WORK ITEM
Every line between the top of the data below and the line with "(1) Give the orbital energies near the gap.", both ends included, must be retyped exactly.

DATA
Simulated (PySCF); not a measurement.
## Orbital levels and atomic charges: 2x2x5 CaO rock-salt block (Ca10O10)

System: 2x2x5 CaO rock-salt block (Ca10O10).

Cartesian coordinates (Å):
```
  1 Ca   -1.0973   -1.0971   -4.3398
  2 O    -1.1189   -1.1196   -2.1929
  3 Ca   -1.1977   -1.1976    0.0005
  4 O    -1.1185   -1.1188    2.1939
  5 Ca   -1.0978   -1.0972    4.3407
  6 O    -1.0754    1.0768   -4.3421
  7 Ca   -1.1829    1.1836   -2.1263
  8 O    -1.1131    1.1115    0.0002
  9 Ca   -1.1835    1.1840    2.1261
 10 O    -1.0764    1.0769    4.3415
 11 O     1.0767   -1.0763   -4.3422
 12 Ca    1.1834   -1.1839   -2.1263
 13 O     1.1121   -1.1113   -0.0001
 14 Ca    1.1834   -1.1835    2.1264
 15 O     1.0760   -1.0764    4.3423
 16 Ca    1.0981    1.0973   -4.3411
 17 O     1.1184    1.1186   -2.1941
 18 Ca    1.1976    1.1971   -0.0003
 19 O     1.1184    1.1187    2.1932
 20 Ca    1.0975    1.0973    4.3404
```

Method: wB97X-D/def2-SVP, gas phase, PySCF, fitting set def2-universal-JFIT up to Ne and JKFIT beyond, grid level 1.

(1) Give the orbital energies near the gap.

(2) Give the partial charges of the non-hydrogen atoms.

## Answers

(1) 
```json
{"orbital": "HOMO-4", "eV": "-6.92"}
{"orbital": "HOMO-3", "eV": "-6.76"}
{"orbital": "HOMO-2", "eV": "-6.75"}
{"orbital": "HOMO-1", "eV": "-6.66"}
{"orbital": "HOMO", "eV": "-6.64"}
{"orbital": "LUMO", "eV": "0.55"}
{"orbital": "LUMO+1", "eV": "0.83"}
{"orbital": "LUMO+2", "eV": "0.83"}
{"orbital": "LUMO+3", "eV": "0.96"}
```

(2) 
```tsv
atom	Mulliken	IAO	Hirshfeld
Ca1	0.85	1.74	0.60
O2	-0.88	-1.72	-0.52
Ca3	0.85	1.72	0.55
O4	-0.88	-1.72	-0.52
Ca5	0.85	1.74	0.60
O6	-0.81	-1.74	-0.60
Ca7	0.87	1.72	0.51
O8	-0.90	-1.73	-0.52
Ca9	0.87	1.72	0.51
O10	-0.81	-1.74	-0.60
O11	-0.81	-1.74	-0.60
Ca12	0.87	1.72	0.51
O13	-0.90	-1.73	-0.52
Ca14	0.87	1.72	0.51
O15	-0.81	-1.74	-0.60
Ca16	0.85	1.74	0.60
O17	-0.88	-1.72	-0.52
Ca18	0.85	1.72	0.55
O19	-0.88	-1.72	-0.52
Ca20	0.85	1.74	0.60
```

WORKED SOLUTION
Simulated (PySCF); not a measurement.
## Orbital levels and atomic charges: 2x2x5 CaO rock-salt block (Ca10O10)

System: 2x2x5 CaO rock-salt block (Ca10O10).

Cartesian coordinates (Å):
```
  1 Ca   -1.0973   -1.0971   -4.3398
  2 O    -1.1189   -1.1196   -2.1929
  3 Ca   -1.1977   -1.1976    0.0005
  4 O    -1.1185   -1.1188    2.1939
  5 Ca   -1.0978   -1.0972    4.3407
  6 O    -1.0754    1.0768   -4.3421
  7 Ca   -1.1829    1.1836   -2.1263
  8 O    -1.1131    1.1115    0.0002
  9 Ca   -1.1835    1.1840    2.1261
 10 O    -1.0764    1.0769    4.3415
 11 O     1.0767   -1.0763   -4.3422
 12 Ca    1.1834   -1.1839   -2.1263
 13 O     1.1121   -1.1113   -0.0001
 14 Ca    1.1834   -1.1835    2.1264
 15 O     1.0760   -1.0764    4.3423
 16 Ca    1.0981    1.0973   -4.3411
 17 O     1.1184    1.1186   -2.1941
 18 Ca    1.1976    1.1971   -0.0003
 19 O     1.1184    1.1187    2.1932
 20 Ca    1.0975    1.0973    4.3404
```

Method: wB97X-D/def2-SVP, gas phase, PySCF, fitting set def2-universal-JFIT up to Ne and JKFIT beyond, grid level 1.

(1) Give the orbital energies near the gap.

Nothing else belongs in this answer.